** Opening Data supplied block **
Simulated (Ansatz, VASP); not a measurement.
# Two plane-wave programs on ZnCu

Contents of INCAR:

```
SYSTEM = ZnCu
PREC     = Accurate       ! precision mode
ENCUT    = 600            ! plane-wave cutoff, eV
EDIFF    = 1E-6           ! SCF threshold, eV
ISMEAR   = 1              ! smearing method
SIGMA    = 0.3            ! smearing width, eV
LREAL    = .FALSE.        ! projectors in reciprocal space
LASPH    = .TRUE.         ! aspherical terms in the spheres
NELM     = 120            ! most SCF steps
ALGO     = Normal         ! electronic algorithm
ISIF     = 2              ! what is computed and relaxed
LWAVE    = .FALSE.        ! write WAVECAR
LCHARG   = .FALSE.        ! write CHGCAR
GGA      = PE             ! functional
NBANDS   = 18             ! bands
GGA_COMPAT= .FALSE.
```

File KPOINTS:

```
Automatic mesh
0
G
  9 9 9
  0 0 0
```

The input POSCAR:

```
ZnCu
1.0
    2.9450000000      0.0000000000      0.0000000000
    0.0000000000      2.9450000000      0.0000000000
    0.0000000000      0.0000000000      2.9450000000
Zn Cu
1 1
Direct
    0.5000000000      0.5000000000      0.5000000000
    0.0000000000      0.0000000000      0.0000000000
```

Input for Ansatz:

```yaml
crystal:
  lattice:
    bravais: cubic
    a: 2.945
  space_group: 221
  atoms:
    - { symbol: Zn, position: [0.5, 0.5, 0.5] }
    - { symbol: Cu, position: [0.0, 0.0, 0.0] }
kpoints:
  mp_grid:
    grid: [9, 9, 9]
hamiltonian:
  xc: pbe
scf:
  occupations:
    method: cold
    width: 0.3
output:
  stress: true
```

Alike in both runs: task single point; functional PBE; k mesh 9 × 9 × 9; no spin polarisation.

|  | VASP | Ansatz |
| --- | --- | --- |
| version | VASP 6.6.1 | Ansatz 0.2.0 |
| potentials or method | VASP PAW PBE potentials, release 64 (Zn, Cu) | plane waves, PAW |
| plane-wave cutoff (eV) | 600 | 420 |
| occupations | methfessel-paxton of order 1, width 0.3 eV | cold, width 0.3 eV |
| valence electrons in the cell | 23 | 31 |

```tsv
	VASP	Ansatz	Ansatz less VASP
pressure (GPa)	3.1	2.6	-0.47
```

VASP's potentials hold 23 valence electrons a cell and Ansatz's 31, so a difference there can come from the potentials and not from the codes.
** Closing Data supplied block **

Work instruction:
Output each line exactly, from the first line of the data down to the line that contains "600 | 420 |", both included.

Response area:
Simulated (Ansatz, VASP); not a measurement.
# Two plane-wave programs on ZnCu

Contents of INCAR:

```
SYSTEM = ZnCu
PREC     = Accurate       ! precision mode
ENCUT    = 600            ! plane-wave cutoff, eV
EDIFF    = 1E-6           ! SCF threshold, eV
ISMEAR   = 1              ! smearing method
SIGMA    = 0.3            ! smearing width, eV
LREAL    = .FALSE.        ! projectors in reciprocal space
LASPH    = .TRUE.         ! aspherical terms in the spheres
NELM     = 120            ! most SCF steps
ALGO     = Normal         ! electronic algorithm
ISIF     = 2              ! what is computed and relaxed
LWAVE    = .FALSE.        ! write WAVECAR
LCHARG   = .FALSE.        ! write CHGCAR
GGA      = PE             ! functional
NBANDS   = 18             ! bands
GGA_COMPAT= .FALSE.
```

File KPOINTS:

```
Automatic mesh
0
G
  9 9 9
  0 0 0
```

The input POSCAR:

```
ZnCu
1.0
    2.9450000000      0.0000000000      0.0000000000
    0.0000000000      2.9450000000      0.0000000000
    0.0000000000      0.0000000000      2.9450000000
Zn Cu
1 1
Direct
    0.5000000000      0.5000000000      0.5000000000
    0.0000000000      0.0000000000      0.0000000000
```

Input for Ansatz:

```yaml
crystal:
  lattice:
    bravais: cubic
    a: 2.945
  space_group: 221
  atoms:
    - { symbol: Zn, position: [0.5, 0.5, 0.5] }
    - { symbol: Cu, position: [0.0, 0.0, 0.0] }
kpoints:
  mp_grid:
    grid: [9, 9, 9]
hamiltonian:
  xc: pbe
scf:
  occupations:
    method: cold
    width: 0.3
output:
  stress: true
```

Alike in both runs: task single point; functional PBE; k mesh 9 × 9 × 9; no spin polarisation.

|  | VASP | Ansatz |
| --- | --- | --- |
| version | VASP 6.6.1 | Ansatz 0.2.0 |
| potentials or method | VASP PAW PBE potentials, release 64 (Zn, Cu) | plane waves, PAW |
| plane-wave cutoff (eV) | 600 | 420 |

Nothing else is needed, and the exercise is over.